___ Entries supplied

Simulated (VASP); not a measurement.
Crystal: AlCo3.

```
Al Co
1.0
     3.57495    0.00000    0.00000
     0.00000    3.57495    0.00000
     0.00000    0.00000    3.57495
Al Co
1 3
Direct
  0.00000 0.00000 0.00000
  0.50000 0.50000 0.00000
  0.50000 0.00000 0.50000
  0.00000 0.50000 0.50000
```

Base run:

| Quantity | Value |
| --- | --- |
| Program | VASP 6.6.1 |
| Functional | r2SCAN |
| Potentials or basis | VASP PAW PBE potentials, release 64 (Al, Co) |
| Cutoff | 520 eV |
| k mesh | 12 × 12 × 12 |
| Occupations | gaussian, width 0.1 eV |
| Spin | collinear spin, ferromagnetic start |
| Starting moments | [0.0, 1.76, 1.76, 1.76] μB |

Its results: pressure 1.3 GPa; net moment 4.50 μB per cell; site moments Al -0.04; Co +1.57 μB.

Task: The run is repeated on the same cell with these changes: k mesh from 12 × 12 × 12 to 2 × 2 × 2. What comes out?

______

• Required action:
Above are the records; from them, give again exactly the lines from the one containing "Crystal: AlCo3." to the one containing "Functional | r2SCAN |", both lines included, and nothing more.

• Task result:
Crystal: AlCo3.

```
Al Co
1.0
     3.57495    0.00000    0.00000
     0.00000    3.57495    0.00000
     0.00000    0.00000    3.57495
Al Co
1 3
Direct
  0.00000 0.00000 0.00000
  0.50000 0.50000 0.00000
  0.50000 0.00000 0.50000
  0.00000 0.50000 0.50000
```

Base run:

| Quantity | Value |
| --- | --- |
| Program | VASP 6.6.1 |
| Functional | r2SCAN |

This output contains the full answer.